**REQUIREMENT:**
The listing below contains a span that opens with the line containing "Modes of a crystal" and closes with the line containing "Which are infrared-active". Return that span exactly.

**SUPPLIED MATERIAL:**
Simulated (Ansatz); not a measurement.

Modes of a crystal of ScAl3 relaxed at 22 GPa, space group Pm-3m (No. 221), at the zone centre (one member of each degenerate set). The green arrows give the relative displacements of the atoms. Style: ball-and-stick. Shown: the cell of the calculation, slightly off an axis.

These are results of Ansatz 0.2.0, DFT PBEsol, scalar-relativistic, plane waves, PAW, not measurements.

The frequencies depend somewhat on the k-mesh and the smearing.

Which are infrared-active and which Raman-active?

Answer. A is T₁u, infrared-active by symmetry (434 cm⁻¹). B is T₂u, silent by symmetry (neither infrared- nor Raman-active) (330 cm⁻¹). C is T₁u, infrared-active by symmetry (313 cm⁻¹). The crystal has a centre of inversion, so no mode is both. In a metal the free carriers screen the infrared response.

**EXERCISE RESPONSE:**
Modes of a crystal of ScAl3 relaxed at 22 GPa, space group Pm-3m (No. 221), at the zone centre (one member of each degenerate set). The green arrows give the relative displacements of the atoms. Style: ball-and-stick. Shown: the cell of the calculation, slightly off an axis.

These are results of Ansatz 0.2.0, DFT PBEsol, scalar-relativistic, plane waves, PAW, not measurements.

The frequencies depend somewhat on the k-mesh and the smearing.

Which are infrared-active and which Raman-active?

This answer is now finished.